─── Information shown
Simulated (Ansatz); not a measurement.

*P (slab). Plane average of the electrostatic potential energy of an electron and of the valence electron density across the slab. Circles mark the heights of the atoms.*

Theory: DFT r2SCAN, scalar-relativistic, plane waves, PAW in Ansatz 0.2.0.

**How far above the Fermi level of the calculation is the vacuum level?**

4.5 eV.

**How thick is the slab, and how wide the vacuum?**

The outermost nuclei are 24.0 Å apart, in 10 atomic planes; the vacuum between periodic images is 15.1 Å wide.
──────

*Work item*: From top to bottom, repeat the data above without alteration.

*Exercise result*:
Simulated (Ansatz); not a measurement.

*P (slab). Plane average of the electrostatic potential energy of an electron and of the valence electron density across the slab. Circles mark the heights of the atoms.*

Theory: DFT r2SCAN, scalar-relativistic, plane waves, PAW in Ansatz 0.2.0.

**How far above the Fermi level of the calculation is the vacuum level?**

4.5 eV.

**How thick is the slab, and how wide the vacuum?**

The outermost nuclei are 24.0 Å apart, in 10 atomic planes; the vacuum between periodic images is 15.1 Å wide.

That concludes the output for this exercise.